--- START ---
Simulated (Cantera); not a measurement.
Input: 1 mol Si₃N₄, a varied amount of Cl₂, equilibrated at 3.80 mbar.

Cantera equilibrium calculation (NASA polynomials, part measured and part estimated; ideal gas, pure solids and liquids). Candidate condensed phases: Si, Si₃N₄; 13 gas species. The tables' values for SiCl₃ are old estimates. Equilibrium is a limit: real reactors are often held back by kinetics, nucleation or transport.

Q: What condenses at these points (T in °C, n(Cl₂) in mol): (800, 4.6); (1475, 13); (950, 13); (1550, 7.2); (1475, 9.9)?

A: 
--- END ---

> **Task item**: Every record shown above should be set down again exactly.

> **Response box**:
Simulated (Cantera); not a measurement.
Input: 1 mol Si₃N₄, a varied amount of Cl₂, equilibrated at 3.80 mbar.

Cantera equilibrium calculation (NASA polynomials, part measured and part estimated; ideal gas, pure solids and liquids). Candidate condensed phases: Si, Si₃N₄; 13 gas species. The tables' values for SiCl₃ are old estimates. Equilibrium is a limit: real reactors are often held back by kinetics, nucleation or transport.

Q: What condenses at these points (T in °C, n(Cl₂) in mol): (800, 4.6); (1475, 13); (950, 13); (1550, 7.2); (1475, 9.9)?

A: 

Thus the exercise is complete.